The data |
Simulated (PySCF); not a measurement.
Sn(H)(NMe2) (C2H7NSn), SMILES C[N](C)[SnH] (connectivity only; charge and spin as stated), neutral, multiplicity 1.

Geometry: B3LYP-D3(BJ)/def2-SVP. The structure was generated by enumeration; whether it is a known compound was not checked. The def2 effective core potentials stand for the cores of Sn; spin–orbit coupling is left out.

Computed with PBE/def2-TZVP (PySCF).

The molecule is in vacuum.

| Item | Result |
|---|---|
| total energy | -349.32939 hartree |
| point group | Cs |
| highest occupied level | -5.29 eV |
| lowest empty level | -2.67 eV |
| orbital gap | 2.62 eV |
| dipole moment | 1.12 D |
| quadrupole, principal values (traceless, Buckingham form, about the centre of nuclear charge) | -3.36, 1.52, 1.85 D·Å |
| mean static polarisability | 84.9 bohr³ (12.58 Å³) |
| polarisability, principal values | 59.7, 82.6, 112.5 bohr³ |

Work order | What are the lines, exactly as written above, from the line with "Computed with PBE/def2-TZVP (PySCF)." to the line with "(12.58 Å³) |", both included? Output only those.

Response |
Computed with PBE/def2-TZVP (PySCF).

The molecule is in vacuum.

| Item | Result |
|---|---|
| total energy | -349.32939 hartree |
| point group | Cs |
| highest occupied level | -5.29 eV |
| lowest empty level | -2.67 eV |
| orbital gap | 2.62 eV |
| dipole moment | 1.12 D |
| quadrupole, principal values (traceless, Buckingham form, about the centre of nuclear charge) | -3.36, 1.52, 1.85 D·Å |
| mean static polarisability | 84.9 bohr³ (12.58 Å³) |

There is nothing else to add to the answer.